=-=-=-=-=

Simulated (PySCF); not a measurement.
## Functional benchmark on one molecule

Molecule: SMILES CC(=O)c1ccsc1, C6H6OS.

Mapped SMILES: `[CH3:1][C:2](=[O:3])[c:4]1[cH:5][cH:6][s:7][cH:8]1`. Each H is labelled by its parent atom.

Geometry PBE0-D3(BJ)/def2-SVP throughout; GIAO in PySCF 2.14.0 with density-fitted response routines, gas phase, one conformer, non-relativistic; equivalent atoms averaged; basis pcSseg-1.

=-=-=-=-=

### Activity
Type out the whole listing above again, exactly as it stands.

### Task result
Simulated (PySCF); not a measurement.
## Functional benchmark on one molecule

Molecule: SMILES CC(=O)c1ccsc1, C6H6OS.

Mapped SMILES: `[CH3:1][C:2](=[O:3])[c:4]1[cH:5][cH:6][s:7][cH:8]1`. Each H is labelled by its parent atom.

Geometry PBE0-D3(BJ)/def2-SVP throughout; GIAO in PySCF 2.14.0 with density-fitted response routines, gas phase, one conformer, non-relativistic; equivalent atoms averaged; basis pcSseg-1.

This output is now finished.